SUPPLIED INFORMATION:
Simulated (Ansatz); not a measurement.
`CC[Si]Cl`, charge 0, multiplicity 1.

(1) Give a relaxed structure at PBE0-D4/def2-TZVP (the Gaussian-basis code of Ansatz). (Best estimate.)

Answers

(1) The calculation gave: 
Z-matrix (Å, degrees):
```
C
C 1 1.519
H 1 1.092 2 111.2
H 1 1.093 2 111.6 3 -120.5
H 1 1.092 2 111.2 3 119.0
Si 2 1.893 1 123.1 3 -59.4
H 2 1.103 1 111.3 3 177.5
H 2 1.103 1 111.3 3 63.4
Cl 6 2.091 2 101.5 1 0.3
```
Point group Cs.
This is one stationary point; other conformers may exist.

ACTIVITY: Write the lines again exactly, from the first line of the material above to the line that includes "Point group Cs.", both included. Leave out all the rest.

WRITTEN REPLY:
Simulated (Ansatz); not a measurement.
`CC[Si]Cl`, charge 0, multiplicity 1.

(1) Give a relaxed structure at PBE0-D4/def2-TZVP (the Gaussian-basis code of Ansatz). (Best estimate.)

Answers

(1) The calculation gave: 
Z-matrix (Å, degrees):
```
C
C 1 1.519
H 1 1.092 2 111.2
H 1 1.093 2 111.6 3 -120.5
H 1 1.092 2 111.2 3 119.0
Si 2 1.893 1 123.1 3 -59.4
H 2 1.103 1 111.3 3 177.5
H 2 1.103 1 111.3 3 63.4
Cl 6 2.091 2 101.5 1 0.3
```
Point group Cs.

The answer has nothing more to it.